━━━━━━━━━━━━━━━━━━━━
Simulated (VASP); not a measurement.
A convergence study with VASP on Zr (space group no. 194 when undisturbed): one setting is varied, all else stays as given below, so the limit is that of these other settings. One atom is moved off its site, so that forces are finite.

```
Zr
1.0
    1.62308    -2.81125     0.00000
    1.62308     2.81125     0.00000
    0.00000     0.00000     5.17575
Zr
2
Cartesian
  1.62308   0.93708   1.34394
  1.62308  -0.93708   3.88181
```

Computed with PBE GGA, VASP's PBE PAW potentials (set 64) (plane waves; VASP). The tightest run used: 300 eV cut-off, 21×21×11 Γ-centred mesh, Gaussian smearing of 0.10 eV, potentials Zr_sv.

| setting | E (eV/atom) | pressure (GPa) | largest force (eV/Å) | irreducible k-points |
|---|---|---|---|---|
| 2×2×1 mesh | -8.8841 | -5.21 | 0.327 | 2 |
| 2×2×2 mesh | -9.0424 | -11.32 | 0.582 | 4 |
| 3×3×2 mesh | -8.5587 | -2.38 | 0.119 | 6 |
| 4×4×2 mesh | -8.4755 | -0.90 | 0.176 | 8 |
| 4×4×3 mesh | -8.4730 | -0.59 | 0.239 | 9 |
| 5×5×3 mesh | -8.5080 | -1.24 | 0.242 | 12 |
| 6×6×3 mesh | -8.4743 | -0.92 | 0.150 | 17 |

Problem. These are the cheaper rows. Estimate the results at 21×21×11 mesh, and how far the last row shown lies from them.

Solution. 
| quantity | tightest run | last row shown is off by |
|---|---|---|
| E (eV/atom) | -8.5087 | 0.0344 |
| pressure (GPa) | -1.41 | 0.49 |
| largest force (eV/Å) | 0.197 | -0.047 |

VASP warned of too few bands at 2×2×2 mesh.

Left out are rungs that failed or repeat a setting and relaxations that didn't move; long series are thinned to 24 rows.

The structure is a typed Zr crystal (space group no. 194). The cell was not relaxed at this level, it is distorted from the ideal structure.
━━━━━━━━━━━━━━━━━━━━

TASK ITEM
Looking at the material above, please copy exactly every line from its first line through the line containing "Left out are", with both ends included and nothing else.

RESPONSE AREA
Simulated (VASP); not a measurement.
A convergence study with VASP on Zr (space group no. 194 when undisturbed): one setting is varied, all else stays as given below, so the limit is that of these other settings. One atom is moved off its site, so that forces are finite.

```
Zr
1.0
    1.62308    -2.81125     0.00000
    1.62308     2.81125     0.00000
    0.00000     0.00000     5.17575
Zr
2
Cartesian
  1.62308   0.93708   1.34394
  1.62308  -0.93708   3.88181
```

Computed with PBE GGA, VASP's PBE PAW potentials (set 64) (plane waves; VASP). The tightest run used: 300 eV cut-off, 21×21×11 Γ-centred mesh, Gaussian smearing of 0.10 eV, potentials Zr_sv.

| setting | E (eV/atom) | pressure (GPa) | largest force (eV/Å) | irreducible k-points |
|---|---|---|---|---|
| 2×2×1 mesh | -8.8841 | -5.21 | 0.327 | 2 |
| 2×2×2 mesh | -9.0424 | -11.32 | 0.582 | 4 |
| 3×3×2 mesh | -8.5587 | -2.38 | 0.119 | 6 |
| 4×4×2 mesh | -8.4755 | -0.90 | 0.176 | 8 |
| 4×4×3 mesh | -8.4730 | -0.59 | 0.239 | 9 |
| 5×5×3 mesh | -8.5080 | -1.24 | 0.242 | 12 |
| 6×6×3 mesh | -8.4743 | -0.92 | 0.150 | 17 |

Problem. These are the cheaper rows. Estimate the results at 21×21×11 mesh, and how far the last row shown lies from them.

Solution. 
| quantity | tightest run | last row shown is off by |
|---|---|---|
| E (eV/atom) | -8.5087 | 0.0344 |
| pressure (GPa) | -1.41 | 0.49 |
| largest force (eV/Å) | 0.197 | -0.047 |

VASP warned of too few bands at 2×2×2 mesh.

Left out are rungs that failed or repeat a setting and relaxations that didn't move; long series are thinned to 24 rows.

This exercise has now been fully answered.